## SUPPLIED MATERIAL
==========

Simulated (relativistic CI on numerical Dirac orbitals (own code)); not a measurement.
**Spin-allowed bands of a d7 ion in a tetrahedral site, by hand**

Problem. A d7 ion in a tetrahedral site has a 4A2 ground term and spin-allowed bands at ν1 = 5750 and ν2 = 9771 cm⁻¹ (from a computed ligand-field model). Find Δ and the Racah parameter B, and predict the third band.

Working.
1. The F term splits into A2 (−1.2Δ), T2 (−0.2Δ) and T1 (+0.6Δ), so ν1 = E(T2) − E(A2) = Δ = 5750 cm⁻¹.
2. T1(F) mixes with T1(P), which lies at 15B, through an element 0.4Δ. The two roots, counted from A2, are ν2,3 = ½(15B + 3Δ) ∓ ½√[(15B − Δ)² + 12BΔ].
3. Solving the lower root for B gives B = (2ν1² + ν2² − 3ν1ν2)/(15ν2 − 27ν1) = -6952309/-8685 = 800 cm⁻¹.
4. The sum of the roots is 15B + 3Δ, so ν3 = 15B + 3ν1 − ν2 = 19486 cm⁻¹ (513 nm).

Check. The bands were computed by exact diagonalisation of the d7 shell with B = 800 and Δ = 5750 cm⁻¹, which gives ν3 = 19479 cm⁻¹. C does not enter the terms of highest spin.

==========

## ACTION ITEM
Extract the first line above and each line after it up to and including the one with "1. The F term", please, exactly and with nothing else.

## TASK SOLUTION
Simulated (relativistic CI on numerical Dirac orbitals (own code)); not a measurement.
**Spin-allowed bands of a d7 ion in a tetrahedral site, by hand**

Problem. A d7 ion in a tetrahedral site has a 4A2 ground term and spin-allowed bands at ν1 = 5750 and ν2 = 9771 cm⁻¹ (from a computed ligand-field model). Find Δ and the Racah parameter B, and predict the third band.

Working.
1. The F term splits into A2 (−1.2Δ), T2 (−0.2Δ) and T1 (+0.6Δ), so ν1 = E(T2) − E(A2) = Δ = 5750 cm⁻¹.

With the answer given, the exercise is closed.